# Assigned task:
Only the lines from the first line of the records through the line containing "Functional | LDA |" belong in the answer. Copy them exactly.

# Study material:
------------------------

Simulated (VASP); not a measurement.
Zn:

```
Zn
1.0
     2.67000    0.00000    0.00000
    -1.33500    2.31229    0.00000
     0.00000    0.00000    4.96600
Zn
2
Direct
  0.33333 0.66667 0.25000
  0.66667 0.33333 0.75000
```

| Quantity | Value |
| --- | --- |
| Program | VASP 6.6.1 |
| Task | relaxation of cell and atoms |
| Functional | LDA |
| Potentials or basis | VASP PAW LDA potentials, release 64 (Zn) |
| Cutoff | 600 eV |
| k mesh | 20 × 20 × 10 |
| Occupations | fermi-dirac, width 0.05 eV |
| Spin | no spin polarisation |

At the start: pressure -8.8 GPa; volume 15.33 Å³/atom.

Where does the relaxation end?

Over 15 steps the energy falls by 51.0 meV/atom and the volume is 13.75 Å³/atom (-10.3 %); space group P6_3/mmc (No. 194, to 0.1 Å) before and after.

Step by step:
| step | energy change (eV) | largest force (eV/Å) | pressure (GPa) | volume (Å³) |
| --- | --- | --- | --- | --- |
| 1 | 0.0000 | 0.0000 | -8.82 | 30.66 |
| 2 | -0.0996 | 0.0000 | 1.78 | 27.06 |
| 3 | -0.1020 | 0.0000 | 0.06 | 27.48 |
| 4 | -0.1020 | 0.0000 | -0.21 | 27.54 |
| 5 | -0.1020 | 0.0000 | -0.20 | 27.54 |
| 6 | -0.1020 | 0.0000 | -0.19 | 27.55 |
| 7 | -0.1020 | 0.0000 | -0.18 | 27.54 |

------------------------

# Expected answer:
Simulated (VASP); not a measurement.
Zn:

```
Zn
1.0
     2.67000    0.00000    0.00000
    -1.33500    2.31229    0.00000
     0.00000    0.00000    4.96600
Zn
2
Direct
  0.33333 0.66667 0.25000
  0.66667 0.33333 0.75000
```

| Quantity | Value |
| --- | --- |
| Program | VASP 6.6.1 |
| Task | relaxation of cell and atoms |
| Functional | LDA |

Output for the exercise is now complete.